THE DATA:
▶
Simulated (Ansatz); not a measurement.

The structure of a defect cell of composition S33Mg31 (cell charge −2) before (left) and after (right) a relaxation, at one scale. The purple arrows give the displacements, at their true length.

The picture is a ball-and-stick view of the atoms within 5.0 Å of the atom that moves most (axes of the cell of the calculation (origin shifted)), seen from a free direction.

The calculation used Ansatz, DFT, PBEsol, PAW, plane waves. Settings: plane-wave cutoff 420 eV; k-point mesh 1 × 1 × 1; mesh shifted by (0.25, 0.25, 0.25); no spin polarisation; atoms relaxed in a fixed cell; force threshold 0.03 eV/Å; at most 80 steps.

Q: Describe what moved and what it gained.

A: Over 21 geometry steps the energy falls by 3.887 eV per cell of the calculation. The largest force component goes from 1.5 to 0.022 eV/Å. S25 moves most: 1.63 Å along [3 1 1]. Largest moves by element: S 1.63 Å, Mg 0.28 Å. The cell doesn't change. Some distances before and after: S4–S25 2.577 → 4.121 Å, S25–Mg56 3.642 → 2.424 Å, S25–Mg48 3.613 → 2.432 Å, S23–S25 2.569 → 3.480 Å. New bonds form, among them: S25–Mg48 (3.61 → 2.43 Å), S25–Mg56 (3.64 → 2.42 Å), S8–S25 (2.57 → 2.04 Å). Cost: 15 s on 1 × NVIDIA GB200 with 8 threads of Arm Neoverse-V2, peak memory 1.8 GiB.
◀

ACTIVITY: An exact copy of all the records is the only acceptable answer.

EXERCISE RESULT:
Simulated (Ansatz); not a measurement.

The structure of a defect cell of composition S33Mg31 (cell charge −2) before (left) and after (right) a relaxation, at one scale. The purple arrows give the displacements, at their true length.

The picture is a ball-and-stick view of the atoms within 5.0 Å of the atom that moves most (axes of the cell of the calculation (origin shifted)), seen from a free direction.

The calculation used Ansatz, DFT, PBEsol, PAW, plane waves. Settings: plane-wave cutoff 420 eV; k-point mesh 1 × 1 × 1; mesh shifted by (0.25, 0.25, 0.25); no spin polarisation; atoms relaxed in a fixed cell; force threshold 0.03 eV/Å; at most 80 steps.

Q: Describe what moved and what it gained.

A: Over 21 geometry steps the energy falls by 3.887 eV per cell of the calculation. The largest force component goes from 1.5 to 0.022 eV/Å. S25 moves most: 1.63 Å along [3 1 1]. Largest moves by element: S 1.63 Å, Mg 0.28 Å. The cell doesn't change. Some distances before and after: S4–S25 2.577 → 4.121 Å, S25–Mg56 3.642 → 2.424 Å, S25–Mg48 3.613 → 2.432 Å, S23–S25 2.569 → 3.480 Å. New bonds form, among them: S25–Mg48 (3.61 → 2.43 Å), S25–Mg56 (3.64 → 2.42 Å), S8–S25 (2.57 → 2.04 Å). Cost: 15 s on 1 × NVIDIA GB200 with 8 threads of Arm Neoverse-V2, peak memory 1.8 GiB.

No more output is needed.